BEGIN Excerpted records
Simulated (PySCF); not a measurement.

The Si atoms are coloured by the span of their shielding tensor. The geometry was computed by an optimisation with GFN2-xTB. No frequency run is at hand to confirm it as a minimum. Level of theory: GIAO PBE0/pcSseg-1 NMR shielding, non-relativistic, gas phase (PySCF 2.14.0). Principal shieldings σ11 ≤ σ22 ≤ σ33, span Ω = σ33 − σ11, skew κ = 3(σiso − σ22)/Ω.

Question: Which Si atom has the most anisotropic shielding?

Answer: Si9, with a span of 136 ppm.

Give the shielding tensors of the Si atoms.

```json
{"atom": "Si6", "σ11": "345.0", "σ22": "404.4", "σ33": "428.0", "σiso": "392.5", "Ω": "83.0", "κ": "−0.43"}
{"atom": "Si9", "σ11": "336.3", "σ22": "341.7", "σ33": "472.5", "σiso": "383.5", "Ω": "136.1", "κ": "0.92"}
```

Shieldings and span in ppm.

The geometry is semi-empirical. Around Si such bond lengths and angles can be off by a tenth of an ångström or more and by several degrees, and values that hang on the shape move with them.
END Excerpted records

Required action
Everything in the material above needs to be transcribed exactly.

Written solution
Simulated (PySCF); not a measurement.

The Si atoms are coloured by the span of their shielding tensor. The geometry was computed by an optimisation with GFN2-xTB. No frequency run is at hand to confirm it as a minimum. Level of theory: GIAO PBE0/pcSseg-1 NMR shielding, non-relativistic, gas phase (PySCF 2.14.0). Principal shieldings σ11 ≤ σ22 ≤ σ33, span Ω = σ33 − σ11, skew κ = 3(σiso − σ22)/Ω.

Question: Which Si atom has the most anisotropic shielding?

Answer: Si9, with a span of 136 ppm.

Give the shielding tensors of the Si atoms.

```json
{"atom": "Si6", "σ11": "345.0", "σ22": "404.4", "σ33": "428.0", "σiso": "392.5", "Ω": "83.0", "κ": "−0.43"}
{"atom": "Si9", "σ11": "336.3", "σ22": "341.7", "σ33": "472.5", "σiso": "383.5", "Ω": "136.1", "κ": "0.92"}
```

Shieldings and span in ppm.

The geometry is semi-empirical. Around Si such bond lengths and angles can be off by a tenth of an ångström or more and by several degrees, and values that hang on the shape move with them.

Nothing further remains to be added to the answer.